== Segment start ==

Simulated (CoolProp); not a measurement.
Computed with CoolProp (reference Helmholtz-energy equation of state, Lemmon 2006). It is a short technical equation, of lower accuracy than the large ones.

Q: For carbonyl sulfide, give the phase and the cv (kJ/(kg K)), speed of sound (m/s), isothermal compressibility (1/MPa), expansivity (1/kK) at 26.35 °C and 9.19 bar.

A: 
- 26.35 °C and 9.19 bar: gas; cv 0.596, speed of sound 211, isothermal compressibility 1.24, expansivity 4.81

== Segment end ==

> [Task item]: In this exercise, copy only the lines from the opening line of the material through the line where "Computed with CoolProp" appears.

> [Answer area]:
Simulated (CoolProp); not a measurement.
Computed with CoolProp (reference Helmholtz-energy equation of state, Lemmon 2006). It is a short technical equation, of lower accuracy than the large ones.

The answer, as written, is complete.